── MATERIAL PROVIDED ──

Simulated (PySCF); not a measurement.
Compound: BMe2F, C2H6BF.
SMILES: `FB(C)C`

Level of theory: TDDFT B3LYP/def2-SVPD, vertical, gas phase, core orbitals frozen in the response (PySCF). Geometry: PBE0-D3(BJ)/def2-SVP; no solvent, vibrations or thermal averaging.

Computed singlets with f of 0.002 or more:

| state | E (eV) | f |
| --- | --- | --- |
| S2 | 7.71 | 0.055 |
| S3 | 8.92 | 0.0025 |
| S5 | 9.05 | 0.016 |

───

BRIEF:
Retype the material above in full, with nothing altered.

EXERCISE SOLUTION:
Simulated (PySCF); not a measurement.
Compound: BMe2F, C2H6BF.
SMILES: `FB(C)C`

Level of theory: TDDFT B3LYP/def2-SVPD, vertical, gas phase, core orbitals frozen in the response (PySCF). Geometry: PBE0-D3(BJ)/def2-SVP; no solvent, vibrations or thermal averaging.

Computed singlets with f of 0.002 or more:

| state | E (eV) | f |
| --- | --- | --- |
| S2 | 7.71 | 0.055 |
| S3 | 8.92 | 0.0025 |
| S5 | 9.05 | 0.016 |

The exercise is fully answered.